Top of Recorded information
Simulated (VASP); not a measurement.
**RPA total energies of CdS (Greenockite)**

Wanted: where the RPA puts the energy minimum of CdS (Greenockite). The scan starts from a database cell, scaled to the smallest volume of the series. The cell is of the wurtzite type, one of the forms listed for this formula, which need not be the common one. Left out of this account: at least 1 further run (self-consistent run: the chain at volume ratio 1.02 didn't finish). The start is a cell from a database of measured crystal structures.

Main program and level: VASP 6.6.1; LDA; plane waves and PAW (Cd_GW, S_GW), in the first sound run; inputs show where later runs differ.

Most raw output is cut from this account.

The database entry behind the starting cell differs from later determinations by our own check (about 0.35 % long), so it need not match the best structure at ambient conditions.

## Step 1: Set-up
Bottom of Recorded information

» Work task:
All entries above are to be transcribed verbatim.

» Answer area:
Simulated (VASP); not a measurement.
**RPA total energies of CdS (Greenockite)**

Wanted: where the RPA puts the energy minimum of CdS (Greenockite). The scan starts from a database cell, scaled to the smallest volume of the series. The cell is of the wurtzite type, one of the forms listed for this formula, which need not be the common one. Left out of this account: at least 1 further run (self-consistent run: the chain at volume ratio 1.02 didn't finish). The start is a cell from a database of measured crystal structures.

Main program and level: VASP 6.6.1; LDA; plane waves and PAW (Cd_GW, S_GW), in the first sound run; inputs show where later runs differ.

Most raw output is cut from this account.

The database entry behind the starting cell differs from later determinations by our own check (about 0.35 % long), so it need not match the best structure at ambient conditions.

## Step 1: Set-up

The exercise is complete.